▶ [Entries provided]:
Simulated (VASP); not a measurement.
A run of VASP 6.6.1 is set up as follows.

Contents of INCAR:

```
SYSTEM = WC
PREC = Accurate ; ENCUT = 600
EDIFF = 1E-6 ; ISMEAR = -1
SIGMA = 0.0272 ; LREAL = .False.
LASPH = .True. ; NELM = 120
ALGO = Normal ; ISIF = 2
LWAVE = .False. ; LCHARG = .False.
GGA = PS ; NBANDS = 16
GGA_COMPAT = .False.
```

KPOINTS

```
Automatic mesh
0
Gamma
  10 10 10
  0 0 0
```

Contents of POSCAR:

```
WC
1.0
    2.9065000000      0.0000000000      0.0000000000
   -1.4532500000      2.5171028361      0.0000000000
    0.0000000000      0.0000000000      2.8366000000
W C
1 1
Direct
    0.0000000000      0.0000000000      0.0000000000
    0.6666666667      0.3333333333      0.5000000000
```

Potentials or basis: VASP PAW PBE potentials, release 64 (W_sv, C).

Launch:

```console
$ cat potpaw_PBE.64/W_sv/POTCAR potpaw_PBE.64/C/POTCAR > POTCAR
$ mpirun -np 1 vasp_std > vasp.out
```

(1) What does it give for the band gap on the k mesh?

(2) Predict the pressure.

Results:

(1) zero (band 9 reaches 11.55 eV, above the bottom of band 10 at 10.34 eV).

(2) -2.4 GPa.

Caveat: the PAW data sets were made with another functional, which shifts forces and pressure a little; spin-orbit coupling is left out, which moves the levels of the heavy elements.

▶ [Work item]: Lines from the top of the entries through the line with "(2) -2.4 GPa." are to be transcribed exactly, and nothing more.

▶ [Task output]:
Simulated (VASP); not a measurement.
A run of VASP 6.6.1 is set up as follows.

Contents of INCAR:

```
SYSTEM = WC
PREC = Accurate ; ENCUT = 600
EDIFF = 1E-6 ; ISMEAR = -1
SIGMA = 0.0272 ; LREAL = .False.
LASPH = .True. ; NELM = 120
ALGO = Normal ; ISIF = 2
LWAVE = .False. ; LCHARG = .False.
GGA = PS ; NBANDS = 16
GGA_COMPAT = .False.
```

KPOINTS

```
Automatic mesh
0
Gamma
  10 10 10
  0 0 0
```

Contents of POSCAR:

```
WC
1.0
    2.9065000000      0.0000000000      0.0000000000
   -1.4532500000      2.5171028361      0.0000000000
    0.0000000000      0.0000000000      2.8366000000
W C
1 1
Direct
    0.0000000000      0.0000000000      0.0000000000
    0.6666666667      0.3333333333      0.5000000000
```

Potentials or basis: VASP PAW PBE potentials, release 64 (W_sv, C).

Launch:

```console
$ cat potpaw_PBE.64/W_sv/POTCAR potpaw_PBE.64/C/POTCAR > POTCAR
$ mpirun -np 1 vasp_std > vasp.out
```

(1) What does it give for the band gap on the k mesh?

(2) Predict the pressure.

Results:

(1) zero (band 9 reaches 11.55 eV, above the bottom of band 10 at 10.34 eV).

(2) -2.4 GPa.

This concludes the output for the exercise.